◆ Data for review
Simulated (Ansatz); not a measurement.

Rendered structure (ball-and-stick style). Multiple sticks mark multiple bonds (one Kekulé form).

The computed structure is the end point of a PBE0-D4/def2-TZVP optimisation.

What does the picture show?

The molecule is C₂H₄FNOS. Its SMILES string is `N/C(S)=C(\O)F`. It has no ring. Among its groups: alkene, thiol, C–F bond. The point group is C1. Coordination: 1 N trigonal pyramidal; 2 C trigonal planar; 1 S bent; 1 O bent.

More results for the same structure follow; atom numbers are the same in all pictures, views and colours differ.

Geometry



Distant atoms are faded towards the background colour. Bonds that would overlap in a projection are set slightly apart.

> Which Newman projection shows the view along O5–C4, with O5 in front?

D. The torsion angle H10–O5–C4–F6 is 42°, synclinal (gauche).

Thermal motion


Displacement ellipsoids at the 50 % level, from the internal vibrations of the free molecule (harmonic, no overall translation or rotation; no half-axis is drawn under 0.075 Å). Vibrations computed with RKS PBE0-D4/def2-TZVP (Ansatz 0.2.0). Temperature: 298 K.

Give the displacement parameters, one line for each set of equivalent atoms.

◆ Work request
Would you restate the records word for word?

◆ Task output
Simulated (Ansatz); not a measurement.

Rendered structure (ball-and-stick style). Multiple sticks mark multiple bonds (one Kekulé form).

The computed structure is the end point of a PBE0-D4/def2-TZVP optimisation.

What does the picture show?

The molecule is C₂H₄FNOS. Its SMILES string is `N/C(S)=C(\O)F`. It has no ring. Among its groups: alkene, thiol, C–F bond. The point group is C1. Coordination: 1 N trigonal pyramidal; 2 C trigonal planar; 1 S bent; 1 O bent.

More results for the same structure follow; atom numbers are the same in all pictures, views and colours differ.

Geometry



Distant atoms are faded towards the background colour. Bonds that would overlap in a projection are set slightly apart.

> Which Newman projection shows the view along O5–C4, with O5 in front?

D. The torsion angle H10–O5–C4–F6 is 42°, synclinal (gauche).

Thermal motion


Displacement ellipsoids at the 50 % level, from the internal vibrations of the free molecule (harmonic, no overall translation or rotation; no half-axis is drawn under 0.075 Å). Vibrations computed with RKS PBE0-D4/def2-TZVP (Ansatz 0.2.0). Temperature: 298 K.

Give the displacement parameters, one line for each set of equivalent atoms.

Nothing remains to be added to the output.